● Brief: Below are some records; retype all of them exactly.

-*-*-
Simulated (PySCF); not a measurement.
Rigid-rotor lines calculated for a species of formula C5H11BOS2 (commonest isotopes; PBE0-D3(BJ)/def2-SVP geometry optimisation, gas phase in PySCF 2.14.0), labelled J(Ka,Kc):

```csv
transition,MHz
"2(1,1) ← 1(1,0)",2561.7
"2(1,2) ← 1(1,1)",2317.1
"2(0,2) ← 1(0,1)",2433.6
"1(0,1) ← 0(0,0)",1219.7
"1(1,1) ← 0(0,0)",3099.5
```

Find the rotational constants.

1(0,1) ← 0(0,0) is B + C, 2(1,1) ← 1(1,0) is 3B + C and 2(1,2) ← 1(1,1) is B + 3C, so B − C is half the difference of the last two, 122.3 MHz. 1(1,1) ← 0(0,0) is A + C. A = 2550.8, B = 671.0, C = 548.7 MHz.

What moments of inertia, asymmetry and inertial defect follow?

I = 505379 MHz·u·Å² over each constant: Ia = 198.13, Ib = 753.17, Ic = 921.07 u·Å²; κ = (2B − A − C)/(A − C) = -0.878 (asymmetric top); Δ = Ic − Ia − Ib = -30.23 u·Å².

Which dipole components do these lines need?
-*-*-

● Exercise solution:
Simulated (PySCF); not a measurement.
Rigid-rotor lines calculated for a species of formula C5H11BOS2 (commonest isotopes; PBE0-D3(BJ)/def2-SVP geometry optimisation, gas phase in PySCF 2.14.0), labelled J(Ka,Kc):

```csv
transition,MHz
"2(1,1) ← 1(1,0)",2561.7
"2(1,2) ← 1(1,1)",2317.1
"2(0,2) ← 1(0,1)",2433.6
"1(0,1) ← 0(0,0)",1219.7
"1(1,1) ← 0(0,0)",3099.5
```

Find the rotational constants.

1(0,1) ← 0(0,0) is B + C, 2(1,1) ← 1(1,0) is 3B + C and 2(1,2) ← 1(1,1) is B + 3C, so B − C is half the difference of the last two, 122.3 MHz. 1(1,1) ← 0(0,0) is A + C. A = 2550.8, B = 671.0, C = 548.7 MHz.

What moments of inertia, asymmetry and inertial defect follow?

I = 505379 MHz·u·Å² over each constant: Ia = 198.13, Ib = 753.17, Ic = 921.07 u·Å²; κ = (2B − A − C)/(A − C) = -0.878 (asymmetric top); Δ = Ic − Ia − Ib = -30.23 u·Å².

Which dipole components do these lines need?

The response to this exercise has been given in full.